»»
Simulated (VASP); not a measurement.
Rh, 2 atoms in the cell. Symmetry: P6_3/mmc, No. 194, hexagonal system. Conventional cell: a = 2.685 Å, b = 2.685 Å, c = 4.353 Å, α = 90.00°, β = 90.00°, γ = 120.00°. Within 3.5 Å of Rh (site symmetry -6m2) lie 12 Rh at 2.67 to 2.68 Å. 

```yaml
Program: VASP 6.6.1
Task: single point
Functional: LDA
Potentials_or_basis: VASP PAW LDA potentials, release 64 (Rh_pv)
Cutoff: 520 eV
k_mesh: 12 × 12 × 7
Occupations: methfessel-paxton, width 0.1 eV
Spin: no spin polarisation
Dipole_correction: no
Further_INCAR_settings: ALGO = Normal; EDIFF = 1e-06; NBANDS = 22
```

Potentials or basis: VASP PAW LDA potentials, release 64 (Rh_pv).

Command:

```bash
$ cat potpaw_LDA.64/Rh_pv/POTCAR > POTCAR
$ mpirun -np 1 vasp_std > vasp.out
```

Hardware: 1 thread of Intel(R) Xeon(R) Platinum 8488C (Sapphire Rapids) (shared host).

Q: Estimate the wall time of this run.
««

◆ **REQUIRED ACTION**: Please print exactly what appears from the first line of the data through the line with "Hardware: 1 thread", including both of those lines and nothing past them.

◆ **EXPECTED ANSWER**:
Simulated (VASP); not a measurement.
Rh, 2 atoms in the cell. Symmetry: P6_3/mmc, No. 194, hexagonal system. Conventional cell: a = 2.685 Å, b = 2.685 Å, c = 4.353 Å, α = 90.00°, β = 90.00°, γ = 120.00°. Within 3.5 Å of Rh (site symmetry -6m2) lie 12 Rh at 2.67 to 2.68 Å. 

```yaml
Program: VASP 6.6.1
Task: single point
Functional: LDA
Potentials_or_basis: VASP PAW LDA potentials, release 64 (Rh_pv)
Cutoff: 520 eV
k_mesh: 12 × 12 × 7
Occupations: methfessel-paxton, width 0.1 eV
Spin: no spin polarisation
Dipole_correction: no
Further_INCAR_settings: ALGO = Normal; EDIFF = 1e-06; NBANDS = 22
```

Potentials or basis: VASP PAW LDA potentials, release 64 (Rh_pv).

Command:

```bash
$ cat potpaw_LDA.64/Rh_pv/POTCAR > POTCAR
$ mpirun -np 1 vasp_std > vasp.out
```

Hardware: 1 thread of Intel(R) Xeon(R) Platinum 8488C (Sapphire Rapids) (shared host).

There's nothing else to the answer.